* **REQUIREMENT**
Quote the listing below word for word, stopping after the line that contains "0.18 Å in all.".

* **SUPPLIED DATA**
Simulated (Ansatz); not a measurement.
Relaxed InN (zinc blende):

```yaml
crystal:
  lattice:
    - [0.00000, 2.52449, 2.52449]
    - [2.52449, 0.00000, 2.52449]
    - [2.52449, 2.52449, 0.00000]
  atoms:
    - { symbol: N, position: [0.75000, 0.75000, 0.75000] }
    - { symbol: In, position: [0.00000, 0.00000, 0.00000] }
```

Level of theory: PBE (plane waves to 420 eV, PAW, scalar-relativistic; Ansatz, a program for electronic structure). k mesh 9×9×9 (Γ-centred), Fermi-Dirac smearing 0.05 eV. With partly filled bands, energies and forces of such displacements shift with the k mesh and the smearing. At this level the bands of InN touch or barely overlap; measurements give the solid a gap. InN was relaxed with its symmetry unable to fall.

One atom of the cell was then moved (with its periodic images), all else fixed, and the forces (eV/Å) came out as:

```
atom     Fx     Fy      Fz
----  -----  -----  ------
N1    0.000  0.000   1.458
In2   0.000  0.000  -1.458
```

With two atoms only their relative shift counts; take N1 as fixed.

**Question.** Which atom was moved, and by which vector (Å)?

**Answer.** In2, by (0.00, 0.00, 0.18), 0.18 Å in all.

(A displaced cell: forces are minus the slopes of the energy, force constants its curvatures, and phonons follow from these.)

* **TASK ANSWER**
Simulated (Ansatz); not a measurement.
Relaxed InN (zinc blende):

```yaml
crystal:
  lattice:
    - [0.00000, 2.52449, 2.52449]
    - [2.52449, 0.00000, 2.52449]
    - [2.52449, 2.52449, 0.00000]
  atoms:
    - { symbol: N, position: [0.75000, 0.75000, 0.75000] }
    - { symbol: In, position: [0.00000, 0.00000, 0.00000] }
```

Level of theory: PBE (plane waves to 420 eV, PAW, scalar-relativistic; Ansatz, a program for electronic structure). k mesh 9×9×9 (Γ-centred), Fermi-Dirac smearing 0.05 eV. With partly filled bands, energies and forces of such displacements shift with the k mesh and the smearing. At this level the bands of InN touch or barely overlap; measurements give the solid a gap. InN was relaxed with its symmetry unable to fall.

One atom of the cell was then moved (with its periodic images), all else fixed, and the forces (eV/Å) came out as:

```
atom     Fx     Fy      Fz
----  -----  -----  ------
N1    0.000  0.000   1.458
In2   0.000  0.000  -1.458
```

With two atoms only their relative shift counts; take N1 as fixed.

**Question.** Which atom was moved, and by which vector (Å)?

**Answer.** In2, by (0.00, 0.00, 0.18), 0.18 Å in all.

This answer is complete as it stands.